Nothing outside the range below should be printed. Output exactly the lines from the line with "there an azeotrope?" to the line with "0.05 and 0.95.", both included.

Extracted entries below:

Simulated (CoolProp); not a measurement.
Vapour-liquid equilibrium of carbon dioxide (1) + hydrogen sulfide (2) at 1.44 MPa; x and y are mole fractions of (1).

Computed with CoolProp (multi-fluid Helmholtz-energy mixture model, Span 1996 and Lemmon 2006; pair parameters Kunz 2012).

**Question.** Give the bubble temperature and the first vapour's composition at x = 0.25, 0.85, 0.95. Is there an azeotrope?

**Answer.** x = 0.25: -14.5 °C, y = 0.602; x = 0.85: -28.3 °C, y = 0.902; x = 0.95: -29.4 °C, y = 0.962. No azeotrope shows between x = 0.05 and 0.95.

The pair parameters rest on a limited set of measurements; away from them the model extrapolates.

End of Extracted entries.

### Answer area
**Question.** Give the bubble temperature and the first vapour's composition at x = 0.25, 0.85, 0.95. Is there an azeotrope?

**Answer.** x = 0.25: -14.5 °C, y = 0.602; x = 0.85: -28.3 °C, y = 0.902; x = 0.95: -29.4 °C, y = 0.962. No azeotrope shows between x = 0.05 and 0.95.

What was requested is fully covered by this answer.